What is needed is an exact retyping of the records below, from the first line through the line that contains "(-0.023, -0.364, -0.335)".

» INFORMATION
——————
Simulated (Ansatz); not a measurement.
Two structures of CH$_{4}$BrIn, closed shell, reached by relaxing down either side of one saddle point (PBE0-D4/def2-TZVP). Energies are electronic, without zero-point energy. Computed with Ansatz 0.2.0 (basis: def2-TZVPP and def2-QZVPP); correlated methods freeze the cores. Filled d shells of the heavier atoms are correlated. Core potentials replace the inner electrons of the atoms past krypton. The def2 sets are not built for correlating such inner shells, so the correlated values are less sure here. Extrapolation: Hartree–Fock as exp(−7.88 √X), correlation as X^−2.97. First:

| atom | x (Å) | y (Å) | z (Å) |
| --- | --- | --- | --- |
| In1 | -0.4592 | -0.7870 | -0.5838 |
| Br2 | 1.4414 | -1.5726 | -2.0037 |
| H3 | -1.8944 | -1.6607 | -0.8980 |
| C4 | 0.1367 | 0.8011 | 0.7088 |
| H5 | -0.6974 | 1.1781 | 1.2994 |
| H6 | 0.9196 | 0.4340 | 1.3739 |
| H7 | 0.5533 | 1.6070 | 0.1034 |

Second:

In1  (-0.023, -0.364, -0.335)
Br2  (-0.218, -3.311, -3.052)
——————

» EXERCISE ANSWER
Simulated (Ansatz); not a measurement.
Two structures of CH$_{4}$BrIn, closed shell, reached by relaxing down either side of one saddle point (PBE0-D4/def2-TZVP). Energies are electronic, without zero-point energy. Computed with Ansatz 0.2.0 (basis: def2-TZVPP and def2-QZVPP); correlated methods freeze the cores. Filled d shells of the heavier atoms are correlated. Core potentials replace the inner electrons of the atoms past krypton. The def2 sets are not built for correlating such inner shells, so the correlated values are less sure here. Extrapolation: Hartree–Fock as exp(−7.88 √X), correlation as X^−2.97. First:

| atom | x (Å) | y (Å) | z (Å) |
| --- | --- | --- | --- |
| In1 | -0.4592 | -0.7870 | -0.5838 |
| Br2 | 1.4414 | -1.5726 | -2.0037 |
| H3 | -1.8944 | -1.6607 | -0.8980 |
| C4 | 0.1367 | 0.8011 | 0.7088 |
| H5 | -0.6974 | 1.1781 | 1.2994 |
| H6 | 0.9196 | 0.4340 | 1.3739 |
| H7 | 0.5533 | 1.6070 | 0.1034 |

Second:

In1  (-0.023, -0.364, -0.335)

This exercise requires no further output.